Activity:
Give again, word for word, every line below from the one that has "Here is a VASP 6.6.1 calculation." through the one that has "Problem. Estimate the band gap on the k mesh.", both included, and no others.

● ● ● ● ● ● ●

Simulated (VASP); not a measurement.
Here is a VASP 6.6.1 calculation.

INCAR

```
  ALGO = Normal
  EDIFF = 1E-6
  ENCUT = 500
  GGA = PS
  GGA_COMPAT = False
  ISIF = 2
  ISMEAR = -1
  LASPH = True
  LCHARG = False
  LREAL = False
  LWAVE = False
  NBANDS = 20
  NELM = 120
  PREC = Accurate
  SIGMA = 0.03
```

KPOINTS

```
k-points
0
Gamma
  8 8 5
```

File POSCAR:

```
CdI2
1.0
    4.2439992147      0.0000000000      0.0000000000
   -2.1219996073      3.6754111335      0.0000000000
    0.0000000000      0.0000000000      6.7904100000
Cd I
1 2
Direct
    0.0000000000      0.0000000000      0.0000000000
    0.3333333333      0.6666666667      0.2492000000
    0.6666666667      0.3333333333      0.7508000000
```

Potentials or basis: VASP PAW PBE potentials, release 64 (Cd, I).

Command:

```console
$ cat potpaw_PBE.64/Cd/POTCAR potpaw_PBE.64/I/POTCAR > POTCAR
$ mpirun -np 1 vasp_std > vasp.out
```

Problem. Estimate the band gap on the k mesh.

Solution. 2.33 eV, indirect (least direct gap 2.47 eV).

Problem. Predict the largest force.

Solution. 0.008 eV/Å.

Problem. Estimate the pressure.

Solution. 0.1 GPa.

● ● ● ● ● ● ●

Exercise output:
Here is a VASP 6.6.1 calculation.

INCAR

```
  ALGO = Normal
  EDIFF = 1E-6
  ENCUT = 500
  GGA = PS
  GGA_COMPAT = False
  ISIF = 2
  ISMEAR = -1
  LASPH = True
  LCHARG = False
  LREAL = False
  LWAVE = False
  NBANDS = 20
  NELM = 120
  PREC = Accurate
  SIGMA = 0.03
```

KPOINTS

```
k-points
0
Gamma
  8 8 5
```

File POSCAR:

```
CdI2
1.0
    4.2439992147      0.0000000000      0.0000000000
   -2.1219996073      3.6754111335      0.0000000000
    0.0000000000      0.0000000000      6.7904100000
Cd I
1 2
Direct
    0.0000000000      0.0000000000      0.0000000000
    0.3333333333      0.6666666667      0.2492000000
    0.6666666667      0.3333333333      0.7508000000
```

Potentials or basis: VASP PAW PBE potentials, release 64 (Cd, I).

Command:

```console
$ cat potpaw_PBE.64/Cd/POTCAR potpaw_PBE.64/I/POTCAR > POTCAR
$ mpirun -np 1 vasp_std > vasp.out
```

Problem. Estimate the band gap on the k mesh.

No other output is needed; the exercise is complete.